• **Work item**
Only the lines from the beginning of the data below through the line that contains "Orientation term of" should be repeated, exactly as written.

+++ Listed records +++

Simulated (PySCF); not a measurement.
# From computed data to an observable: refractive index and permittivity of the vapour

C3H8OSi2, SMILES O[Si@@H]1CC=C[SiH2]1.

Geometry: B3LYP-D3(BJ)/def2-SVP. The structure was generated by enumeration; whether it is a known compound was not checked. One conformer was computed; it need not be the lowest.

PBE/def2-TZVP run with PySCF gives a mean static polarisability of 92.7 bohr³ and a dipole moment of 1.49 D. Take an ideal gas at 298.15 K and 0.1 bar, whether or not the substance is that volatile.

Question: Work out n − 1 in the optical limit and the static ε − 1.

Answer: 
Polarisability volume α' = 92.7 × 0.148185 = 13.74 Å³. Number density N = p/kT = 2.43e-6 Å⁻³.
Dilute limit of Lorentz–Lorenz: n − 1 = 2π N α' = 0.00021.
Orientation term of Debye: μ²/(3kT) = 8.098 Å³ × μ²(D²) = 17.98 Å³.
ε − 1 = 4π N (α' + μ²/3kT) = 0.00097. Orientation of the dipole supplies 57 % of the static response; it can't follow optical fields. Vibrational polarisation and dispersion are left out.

+++

• **Written answer**
Simulated (PySCF); not a measurement.
# From computed data to an observable: refractive index and permittivity of the vapour

C3H8OSi2, SMILES O[Si@@H]1CC=C[SiH2]1.

Geometry: B3LYP-D3(BJ)/def2-SVP. The structure was generated by enumeration; whether it is a known compound was not checked. One conformer was computed; it need not be the lowest.

PBE/def2-TZVP run with PySCF gives a mean static polarisability of 92.7 bohr³ and a dipole moment of 1.49 D. Take an ideal gas at 298.15 K and 0.1 bar, whether or not the substance is that volatile.

Question: Work out n − 1 in the optical limit and the static ε − 1.

Answer: 
Polarisability volume α' = 92.7 × 0.148185 = 13.74 Å³. Number density N = p/kT = 2.43e-6 Å⁻³.
Dilute limit of Lorentz–Lorenz: n − 1 = 2π N α' = 0.00021.
Orientation term of Debye: μ²/(3kT) = 8.098 Å³ × μ²(D²) = 17.98 Å³.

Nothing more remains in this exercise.